REQUIRED ACTION » Copy out all the entries word for word.

+++
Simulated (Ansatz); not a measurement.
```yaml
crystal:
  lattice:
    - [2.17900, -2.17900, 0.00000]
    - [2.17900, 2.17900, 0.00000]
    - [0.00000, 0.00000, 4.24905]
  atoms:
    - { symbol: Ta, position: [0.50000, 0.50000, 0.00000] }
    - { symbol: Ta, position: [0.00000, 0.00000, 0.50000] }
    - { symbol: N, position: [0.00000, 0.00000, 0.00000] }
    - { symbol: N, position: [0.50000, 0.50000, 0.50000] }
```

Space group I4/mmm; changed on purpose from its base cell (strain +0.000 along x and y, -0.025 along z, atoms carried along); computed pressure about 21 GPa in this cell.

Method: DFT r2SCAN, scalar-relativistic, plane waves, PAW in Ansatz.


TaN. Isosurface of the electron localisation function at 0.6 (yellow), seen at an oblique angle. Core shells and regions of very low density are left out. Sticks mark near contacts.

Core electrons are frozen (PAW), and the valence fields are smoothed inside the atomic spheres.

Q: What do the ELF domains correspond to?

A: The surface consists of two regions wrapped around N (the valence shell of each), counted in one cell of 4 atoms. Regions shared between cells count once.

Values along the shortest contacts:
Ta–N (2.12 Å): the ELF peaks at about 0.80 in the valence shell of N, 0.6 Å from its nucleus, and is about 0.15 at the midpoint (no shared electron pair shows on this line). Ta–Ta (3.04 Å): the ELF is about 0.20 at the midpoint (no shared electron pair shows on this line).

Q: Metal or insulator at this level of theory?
+++

ANSWER AREA »
Simulated (Ansatz); not a measurement.
```yaml
crystal:
  lattice:
    - [2.17900, -2.17900, 0.00000]
    - [2.17900, 2.17900, 0.00000]
    - [0.00000, 0.00000, 4.24905]
  atoms:
    - { symbol: Ta, position: [0.50000, 0.50000, 0.00000] }
    - { symbol: Ta, position: [0.00000, 0.00000, 0.50000] }
    - { symbol: N, position: [0.00000, 0.00000, 0.00000] }
    - { symbol: N, position: [0.50000, 0.50000, 0.50000] }
```

Space group I4/mmm; changed on purpose from its base cell (strain +0.000 along x and y, -0.025 along z, atoms carried along); computed pressure about 21 GPa in this cell.

Method: DFT r2SCAN, scalar-relativistic, plane waves, PAW in Ansatz.


TaN. Isosurface of the electron localisation function at 0.6 (yellow), seen at an oblique angle. Core shells and regions of very low density are left out. Sticks mark near contacts.

Core electrons are frozen (PAW), and the valence fields are smoothed inside the atomic spheres.

Q: What do the ELF domains correspond to?

A: The surface consists of two regions wrapped around N (the valence shell of each), counted in one cell of 4 atoms. Regions shared between cells count once.

Values along the shortest contacts:
Ta–N (2.12 Å): the ELF peaks at about 0.80 in the valence shell of N, 0.6 Å from its nucleus, and is about 0.15 at the midpoint (no shared electron pair shows on this line). Ta–Ta (3.04 Å): the ELF is about 0.20 at the midpoint (no shared electron pair shows on this line).

Q: Metal or insulator at this level of theory?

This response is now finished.